----- RAW DATA

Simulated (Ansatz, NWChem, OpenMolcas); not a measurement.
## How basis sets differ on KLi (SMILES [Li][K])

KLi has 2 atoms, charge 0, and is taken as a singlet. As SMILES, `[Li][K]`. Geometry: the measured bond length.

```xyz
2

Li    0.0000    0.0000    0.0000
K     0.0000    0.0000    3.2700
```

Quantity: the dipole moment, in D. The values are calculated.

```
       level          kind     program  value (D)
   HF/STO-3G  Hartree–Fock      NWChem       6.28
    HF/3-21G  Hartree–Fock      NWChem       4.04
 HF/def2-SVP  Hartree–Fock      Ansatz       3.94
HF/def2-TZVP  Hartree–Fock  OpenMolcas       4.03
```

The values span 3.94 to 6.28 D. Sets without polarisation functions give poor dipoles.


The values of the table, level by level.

----------

WORK ITEM:
Copy out the listing above, line by line and exactly, from its first line to the line holding "The values span", inclusive.

TASK RESULT:
Simulated (Ansatz, NWChem, OpenMolcas); not a measurement.
## How basis sets differ on KLi (SMILES [Li][K])

KLi has 2 atoms, charge 0, and is taken as a singlet. As SMILES, `[Li][K]`. Geometry: the measured bond length.

```xyz
2

Li    0.0000    0.0000    0.0000
K     0.0000    0.0000    3.2700
```

Quantity: the dipole moment, in D. The values are calculated.

```
       level          kind     program  value (D)
   HF/STO-3G  Hartree–Fock      NWChem       6.28
    HF/3-21G  Hartree–Fock      NWChem       4.04
 HF/def2-SVP  Hartree–Fock      Ansatz       3.94
HF/def2-TZVP  Hartree–Fock  OpenMolcas       4.03
```

The values span 3.94 to 6.28 D. Sets without polarisation functions give poor dipoles.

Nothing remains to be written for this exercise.